Recorded data -
================================

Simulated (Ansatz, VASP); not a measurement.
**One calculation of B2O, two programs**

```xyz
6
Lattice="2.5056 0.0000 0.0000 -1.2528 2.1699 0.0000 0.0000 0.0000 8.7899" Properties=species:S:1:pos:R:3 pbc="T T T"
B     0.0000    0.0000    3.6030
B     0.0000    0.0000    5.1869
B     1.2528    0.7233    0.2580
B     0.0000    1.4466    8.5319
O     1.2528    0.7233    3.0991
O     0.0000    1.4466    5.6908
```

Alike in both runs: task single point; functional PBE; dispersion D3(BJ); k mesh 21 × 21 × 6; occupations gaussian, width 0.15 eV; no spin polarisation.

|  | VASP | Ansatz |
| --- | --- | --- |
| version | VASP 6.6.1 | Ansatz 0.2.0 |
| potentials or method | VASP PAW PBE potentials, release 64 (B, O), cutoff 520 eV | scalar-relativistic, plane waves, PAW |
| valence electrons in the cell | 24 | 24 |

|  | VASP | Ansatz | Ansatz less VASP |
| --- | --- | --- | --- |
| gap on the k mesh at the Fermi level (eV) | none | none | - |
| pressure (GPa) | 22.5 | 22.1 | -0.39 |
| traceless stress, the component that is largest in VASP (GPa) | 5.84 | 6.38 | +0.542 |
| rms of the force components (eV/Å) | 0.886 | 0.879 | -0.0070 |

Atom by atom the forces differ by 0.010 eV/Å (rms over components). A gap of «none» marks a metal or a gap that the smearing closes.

================================

Brief -
Give back the listing exactly, please, from its first line to the line containing "6.38 | +0.542 |", inclusive, and nothing past that line.

Exercise response -
Simulated (Ansatz, VASP); not a measurement.
**One calculation of B2O, two programs**

```xyz
6
Lattice="2.5056 0.0000 0.0000 -1.2528 2.1699 0.0000 0.0000 0.0000 8.7899" Properties=species:S:1:pos:R:3 pbc="T T T"
B     0.0000    0.0000    3.6030
B     0.0000    0.0000    5.1869
B     1.2528    0.7233    0.2580
B     0.0000    1.4466    8.5319
O     1.2528    0.7233    3.0991
O     0.0000    1.4466    5.6908
```

Alike in both runs: task single point; functional PBE; dispersion D3(BJ); k mesh 21 × 21 × 6; occupations gaussian, width 0.15 eV; no spin polarisation.

|  | VASP | Ansatz |
| --- | --- | --- |
| version | VASP 6.6.1 | Ansatz 0.2.0 |
| potentials or method | VASP PAW PBE potentials, release 64 (B, O), cutoff 520 eV | scalar-relativistic, plane waves, PAW |
| valence electrons in the cell | 24 | 24 |

|  | VASP | Ansatz | Ansatz less VASP |
| --- | --- | --- | --- |
| gap on the k mesh at the Fermi level (eV) | none | none | - |
| pressure (GPa) | 22.5 | 22.1 | -0.39 |
| traceless stress, the component that is largest in VASP (GPa) | 5.84 | 6.38 | +0.542 |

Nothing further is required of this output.